Records shown.
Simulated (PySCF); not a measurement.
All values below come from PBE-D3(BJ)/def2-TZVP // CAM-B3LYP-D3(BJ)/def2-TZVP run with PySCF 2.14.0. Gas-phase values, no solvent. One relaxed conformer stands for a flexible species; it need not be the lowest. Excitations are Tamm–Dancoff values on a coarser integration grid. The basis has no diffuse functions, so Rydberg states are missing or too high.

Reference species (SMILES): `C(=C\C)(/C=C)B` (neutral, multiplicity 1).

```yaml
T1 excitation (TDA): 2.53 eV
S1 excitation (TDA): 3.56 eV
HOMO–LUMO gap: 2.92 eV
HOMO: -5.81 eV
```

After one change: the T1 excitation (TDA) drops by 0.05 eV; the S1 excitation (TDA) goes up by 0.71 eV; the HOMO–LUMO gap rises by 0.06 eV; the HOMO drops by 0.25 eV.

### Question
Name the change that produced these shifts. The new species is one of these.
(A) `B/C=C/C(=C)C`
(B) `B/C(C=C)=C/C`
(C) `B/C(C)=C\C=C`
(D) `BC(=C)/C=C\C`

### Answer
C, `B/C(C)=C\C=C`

Requirement.
Retype the entries in full. Keep every line identical.

Your response.
Simulated (PySCF); not a measurement.
All values below come from PBE-D3(BJ)/def2-TZVP // CAM-B3LYP-D3(BJ)/def2-TZVP run with PySCF 2.14.0. Gas-phase values, no solvent. One relaxed conformer stands for a flexible species; it need not be the lowest. Excitations are Tamm–Dancoff values on a coarser integration grid. The basis has no diffuse functions, so Rydberg states are missing or too high.

Reference species (SMILES): `C(=C\C)(/C=C)B` (neutral, multiplicity 1).

```yaml
T1 excitation (TDA): 2.53 eV
S1 excitation (TDA): 3.56 eV
HOMO–LUMO gap: 2.92 eV
HOMO: -5.81 eV
```

After one change: the T1 excitation (TDA) drops by 0.05 eV; the S1 excitation (TDA) goes up by 0.71 eV; the HOMO–LUMO gap rises by 0.06 eV; the HOMO drops by 0.25 eV.

### Question
Name the change that produced these shifts. The new species is one of these.
(A) `B/C=C/C(=C)C`
(B) `B/C(C=C)=C/C`
(C) `B/C(C)=C\C=C`
(D) `BC(=C)/C=C\C`

### Answer
C, `B/C(C)=C\C=C`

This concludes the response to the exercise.